» **Task item**
The expected answer holds every line from the first line of the data below through the line containing "Functional | PBE |", exactly as written, and no other line.

» **Given data**
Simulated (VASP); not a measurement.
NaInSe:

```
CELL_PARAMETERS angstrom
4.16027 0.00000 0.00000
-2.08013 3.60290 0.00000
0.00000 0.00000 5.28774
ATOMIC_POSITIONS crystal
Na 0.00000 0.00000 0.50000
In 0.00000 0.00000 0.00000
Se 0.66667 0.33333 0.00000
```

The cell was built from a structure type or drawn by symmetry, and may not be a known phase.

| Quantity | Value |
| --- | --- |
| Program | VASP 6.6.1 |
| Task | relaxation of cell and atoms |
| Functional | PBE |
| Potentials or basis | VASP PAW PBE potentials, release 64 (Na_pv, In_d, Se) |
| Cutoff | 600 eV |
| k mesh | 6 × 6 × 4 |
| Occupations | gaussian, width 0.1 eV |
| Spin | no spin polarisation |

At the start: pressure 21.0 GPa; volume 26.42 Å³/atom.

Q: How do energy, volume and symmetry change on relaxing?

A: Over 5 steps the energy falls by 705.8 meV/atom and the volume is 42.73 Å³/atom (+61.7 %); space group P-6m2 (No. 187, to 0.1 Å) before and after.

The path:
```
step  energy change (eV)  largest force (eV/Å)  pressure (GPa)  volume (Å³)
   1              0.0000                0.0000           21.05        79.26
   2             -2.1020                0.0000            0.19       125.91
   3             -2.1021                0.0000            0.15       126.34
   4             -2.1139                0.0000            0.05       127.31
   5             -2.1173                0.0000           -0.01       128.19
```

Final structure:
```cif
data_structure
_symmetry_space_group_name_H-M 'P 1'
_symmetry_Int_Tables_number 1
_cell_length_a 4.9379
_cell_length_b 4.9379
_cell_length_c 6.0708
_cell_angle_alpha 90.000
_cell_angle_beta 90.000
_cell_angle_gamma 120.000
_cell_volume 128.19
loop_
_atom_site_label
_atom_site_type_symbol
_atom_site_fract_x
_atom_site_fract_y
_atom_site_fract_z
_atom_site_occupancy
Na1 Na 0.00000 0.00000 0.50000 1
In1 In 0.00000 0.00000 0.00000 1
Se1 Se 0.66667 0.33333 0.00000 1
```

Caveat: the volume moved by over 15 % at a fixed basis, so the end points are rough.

» **Response area**
Simulated (VASP); not a measurement.
NaInSe:

```
CELL_PARAMETERS angstrom
4.16027 0.00000 0.00000
-2.08013 3.60290 0.00000
0.00000 0.00000 5.28774
ATOMIC_POSITIONS crystal
Na 0.00000 0.00000 0.50000
In 0.00000 0.00000 0.00000
Se 0.66667 0.33333 0.00000
```

The cell was built from a structure type or drawn by symmetry, and may not be a known phase.

| Quantity | Value |
| --- | --- |
| Program | VASP 6.6.1 |
| Task | relaxation of cell and atoms |
| Functional | PBE |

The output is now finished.